━━━ RECORDED INFORMATION ━━━
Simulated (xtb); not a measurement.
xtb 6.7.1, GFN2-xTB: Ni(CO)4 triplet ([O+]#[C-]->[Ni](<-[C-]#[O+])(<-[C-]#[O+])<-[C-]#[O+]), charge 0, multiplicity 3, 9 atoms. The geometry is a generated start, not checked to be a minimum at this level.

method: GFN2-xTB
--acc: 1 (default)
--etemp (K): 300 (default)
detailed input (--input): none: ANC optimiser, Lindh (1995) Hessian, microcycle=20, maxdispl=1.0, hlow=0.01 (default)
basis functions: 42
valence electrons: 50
━━━

[REQUIREMENT]: The data above must be repeated in its entirety, exactly as given.

[WRITTEN ANSWER]:
Simulated (xtb); not a measurement.
xtb 6.7.1, GFN2-xTB: Ni(CO)4 triplet ([O+]#[C-]->[Ni](<-[C-]#[O+])(<-[C-]#[O+])<-[C-]#[O+]), charge 0, multiplicity 3, 9 atoms. The geometry is a generated start, not checked to be a minimum at this level.

method: GFN2-xTB
--acc: 1 (default)
--etemp (K): 300 (default)
detailed input (--input): none: ANC optimiser, Lindh (1995) Hessian, microcycle=20, maxdispl=1.0, hlow=0.01 (default)
basis functions: 42
valence electrons: 50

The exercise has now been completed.